__Assigned task__:
Your task is to repeat the entries exactly from their first line through the line with "## Step 1: The cell of the first run", and to stop there.

__Excerpted data__:
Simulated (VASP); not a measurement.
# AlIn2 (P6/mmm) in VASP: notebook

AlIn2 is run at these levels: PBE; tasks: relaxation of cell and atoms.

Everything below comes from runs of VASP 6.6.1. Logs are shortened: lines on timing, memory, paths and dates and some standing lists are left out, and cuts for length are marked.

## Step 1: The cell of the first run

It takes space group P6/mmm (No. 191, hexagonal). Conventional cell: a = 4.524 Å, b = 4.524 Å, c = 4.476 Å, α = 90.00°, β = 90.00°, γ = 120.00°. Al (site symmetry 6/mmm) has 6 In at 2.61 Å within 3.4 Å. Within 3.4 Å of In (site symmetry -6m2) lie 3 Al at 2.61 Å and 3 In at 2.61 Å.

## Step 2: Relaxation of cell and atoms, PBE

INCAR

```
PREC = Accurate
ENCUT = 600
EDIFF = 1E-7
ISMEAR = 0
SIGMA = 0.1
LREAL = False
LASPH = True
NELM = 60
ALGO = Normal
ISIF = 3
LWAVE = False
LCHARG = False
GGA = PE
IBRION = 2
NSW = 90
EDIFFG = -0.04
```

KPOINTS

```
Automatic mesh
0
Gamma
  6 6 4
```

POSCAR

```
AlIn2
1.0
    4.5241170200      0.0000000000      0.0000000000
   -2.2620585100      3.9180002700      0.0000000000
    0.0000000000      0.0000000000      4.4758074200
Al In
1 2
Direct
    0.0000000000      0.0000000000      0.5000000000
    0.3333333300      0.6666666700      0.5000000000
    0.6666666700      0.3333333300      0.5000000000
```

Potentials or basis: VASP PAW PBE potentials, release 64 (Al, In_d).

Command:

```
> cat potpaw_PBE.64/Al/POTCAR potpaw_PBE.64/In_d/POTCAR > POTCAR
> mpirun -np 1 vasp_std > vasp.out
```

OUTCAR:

__Written response__:
Simulated (VASP); not a measurement.
# AlIn2 (P6/mmm) in VASP: notebook

AlIn2 is run at these levels: PBE; tasks: relaxation of cell and atoms.

Everything below comes from runs of VASP 6.6.1. Logs are shortened: lines on timing, memory, paths and dates and some standing lists are left out, and cuts for length are marked.

## Step 1: The cell of the first run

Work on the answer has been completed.